## Work task
Return exactly and only these lines: the first of the listing through the one containing "PAW code Ansatz.".

=== Section Start ===

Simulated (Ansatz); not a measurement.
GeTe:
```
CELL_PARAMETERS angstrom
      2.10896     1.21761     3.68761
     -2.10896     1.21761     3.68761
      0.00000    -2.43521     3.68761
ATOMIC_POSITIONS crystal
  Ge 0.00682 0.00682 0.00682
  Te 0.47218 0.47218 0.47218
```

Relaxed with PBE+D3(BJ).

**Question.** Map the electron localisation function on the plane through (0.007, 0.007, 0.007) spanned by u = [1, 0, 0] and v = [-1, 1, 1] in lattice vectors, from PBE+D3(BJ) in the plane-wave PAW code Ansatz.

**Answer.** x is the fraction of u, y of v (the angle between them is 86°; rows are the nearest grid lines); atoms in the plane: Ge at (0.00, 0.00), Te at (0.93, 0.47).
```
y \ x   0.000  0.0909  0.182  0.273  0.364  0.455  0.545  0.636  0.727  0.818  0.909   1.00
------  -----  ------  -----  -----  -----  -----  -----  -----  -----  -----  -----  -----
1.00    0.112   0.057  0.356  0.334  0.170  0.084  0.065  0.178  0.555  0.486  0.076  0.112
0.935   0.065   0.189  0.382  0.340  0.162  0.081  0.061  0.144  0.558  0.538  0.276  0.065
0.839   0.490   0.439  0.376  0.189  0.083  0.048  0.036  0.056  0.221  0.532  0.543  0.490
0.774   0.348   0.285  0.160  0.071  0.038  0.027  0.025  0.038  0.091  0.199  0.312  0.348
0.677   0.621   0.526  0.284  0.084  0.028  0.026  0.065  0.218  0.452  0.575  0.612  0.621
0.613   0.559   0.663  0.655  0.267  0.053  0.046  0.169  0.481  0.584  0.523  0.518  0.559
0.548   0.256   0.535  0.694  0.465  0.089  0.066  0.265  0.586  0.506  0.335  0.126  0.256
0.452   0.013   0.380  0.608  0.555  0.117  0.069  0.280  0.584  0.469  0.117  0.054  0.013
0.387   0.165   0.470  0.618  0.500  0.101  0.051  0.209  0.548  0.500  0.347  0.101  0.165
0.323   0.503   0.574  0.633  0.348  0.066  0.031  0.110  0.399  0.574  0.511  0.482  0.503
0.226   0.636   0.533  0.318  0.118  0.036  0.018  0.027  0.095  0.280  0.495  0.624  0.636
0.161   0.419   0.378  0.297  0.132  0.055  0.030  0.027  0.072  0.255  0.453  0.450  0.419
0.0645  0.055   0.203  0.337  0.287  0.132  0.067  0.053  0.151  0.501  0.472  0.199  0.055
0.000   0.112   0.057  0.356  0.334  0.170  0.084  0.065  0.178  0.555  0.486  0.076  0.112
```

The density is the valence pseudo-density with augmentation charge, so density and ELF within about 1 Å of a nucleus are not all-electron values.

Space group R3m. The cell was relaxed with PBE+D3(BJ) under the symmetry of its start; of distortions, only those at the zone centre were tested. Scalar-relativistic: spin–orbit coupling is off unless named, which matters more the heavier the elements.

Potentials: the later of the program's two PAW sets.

=== Section End ===

## Result
Simulated (Ansatz); not a measurement.
GeTe:
```
CELL_PARAMETERS angstrom
      2.10896     1.21761     3.68761
     -2.10896     1.21761     3.68761
      0.00000    -2.43521     3.68761
ATOMIC_POSITIONS crystal
  Ge 0.00682 0.00682 0.00682
  Te 0.47218 0.47218 0.47218
```

Relaxed with PBE+D3(BJ).

**Question.** Map the electron localisation function on the plane through (0.007, 0.007, 0.007) spanned by u = [1, 0, 0] and v = [-1, 1, 1] in lattice vectors, from PBE+D3(BJ) in the plane-wave PAW code Ansatz.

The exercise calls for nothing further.